- Dataset content
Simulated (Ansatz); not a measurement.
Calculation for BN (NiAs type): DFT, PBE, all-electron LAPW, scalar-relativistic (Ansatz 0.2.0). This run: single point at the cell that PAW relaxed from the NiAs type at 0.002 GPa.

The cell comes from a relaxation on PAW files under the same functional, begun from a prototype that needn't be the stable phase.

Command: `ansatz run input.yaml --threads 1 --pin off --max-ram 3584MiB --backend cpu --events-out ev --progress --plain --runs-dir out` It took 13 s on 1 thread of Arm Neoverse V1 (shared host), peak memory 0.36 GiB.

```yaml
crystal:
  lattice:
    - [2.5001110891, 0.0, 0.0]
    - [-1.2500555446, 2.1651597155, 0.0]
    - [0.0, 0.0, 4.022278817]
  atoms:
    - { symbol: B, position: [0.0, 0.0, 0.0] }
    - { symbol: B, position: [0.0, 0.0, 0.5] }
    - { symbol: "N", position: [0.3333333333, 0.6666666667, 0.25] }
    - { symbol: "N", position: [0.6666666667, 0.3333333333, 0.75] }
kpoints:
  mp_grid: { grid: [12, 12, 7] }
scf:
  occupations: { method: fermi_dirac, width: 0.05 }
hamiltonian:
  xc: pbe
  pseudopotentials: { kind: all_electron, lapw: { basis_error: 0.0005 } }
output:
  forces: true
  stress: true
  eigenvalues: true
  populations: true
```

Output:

- Assigned task
Transcribe each entry exactly.

- Task result
Simulated (Ansatz); not a measurement.
Calculation for BN (NiAs type): DFT, PBE, all-electron LAPW, scalar-relativistic (Ansatz 0.2.0). This run: single point at the cell that PAW relaxed from the NiAs type at 0.002 GPa.

The cell comes from a relaxation on PAW files under the same functional, begun from a prototype that needn't be the stable phase.

Command: `ansatz run input.yaml --threads 1 --pin off --max-ram 3584MiB --backend cpu --events-out ev --progress --plain --runs-dir out` It took 13 s on 1 thread of Arm Neoverse V1 (shared host), peak memory 0.36 GiB.

```yaml
crystal:
  lattice:
    - [2.5001110891, 0.0, 0.0]
    - [-1.2500555446, 2.1651597155, 0.0]
    - [0.0, 0.0, 4.022278817]
  atoms:
    - { symbol: B, position: [0.0, 0.0, 0.0] }
    - { symbol: B, position: [0.0, 0.0, 0.5] }
    - { symbol: "N", position: [0.3333333333, 0.6666666667, 0.25] }
    - { symbol: "N", position: [0.6666666667, 0.3333333333, 0.75] }
kpoints:
  mp_grid: { grid: [12, 12, 7] }
scf:
  occupations: { method: fermi_dirac, width: 0.05 }
hamiltonian:
  xc: pbe
  pseudopotentials: { kind: all_electron, lapw: { basis_error: 0.0005 } }
output:
  forces: true
  stress: true
  eigenvalues: true
  populations: true
```

Output:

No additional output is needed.